TASK ITEM: Return the opening lines of the material, word for word. End with the line that contains "Answer: Pressure 0.1 GPa.".

(RECORDS SUPPLIED)
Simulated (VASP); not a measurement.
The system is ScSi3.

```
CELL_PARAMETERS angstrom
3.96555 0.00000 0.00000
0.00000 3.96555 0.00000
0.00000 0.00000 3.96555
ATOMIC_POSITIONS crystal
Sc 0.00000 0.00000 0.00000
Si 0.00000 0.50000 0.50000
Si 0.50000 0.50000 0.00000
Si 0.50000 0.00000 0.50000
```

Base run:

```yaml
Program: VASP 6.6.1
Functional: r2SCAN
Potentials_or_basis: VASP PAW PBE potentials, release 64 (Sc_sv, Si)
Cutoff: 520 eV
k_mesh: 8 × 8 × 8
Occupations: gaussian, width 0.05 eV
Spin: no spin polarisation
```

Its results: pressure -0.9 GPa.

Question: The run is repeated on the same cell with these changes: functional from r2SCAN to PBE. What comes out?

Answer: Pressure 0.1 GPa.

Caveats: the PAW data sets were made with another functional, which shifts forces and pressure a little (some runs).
(End RECORDS SUPPLIED)

EXERCISE RESULT:
Simulated (VASP); not a measurement.
The system is ScSi3.

```
CELL_PARAMETERS angstrom
3.96555 0.00000 0.00000
0.00000 3.96555 0.00000
0.00000 0.00000 3.96555
ATOMIC_POSITIONS crystal
Sc 0.00000 0.00000 0.00000
Si 0.00000 0.50000 0.50000
Si 0.50000 0.50000 0.00000
Si 0.50000 0.00000 0.50000
```

Base run:

```yaml
Program: VASP 6.6.1
Functional: r2SCAN
Potentials_or_basis: VASP PAW PBE potentials, release 64 (Sc_sv, Si)
Cutoff: 520 eV
k_mesh: 8 × 8 × 8
Occupations: gaussian, width 0.05 eV
Spin: no spin polarisation
```

Its results: pressure -0.9 GPa.

Question: The run is repeated on the same cell with these changes: functional from r2SCAN to PBE. What comes out?

Answer: Pressure 0.1 GPa.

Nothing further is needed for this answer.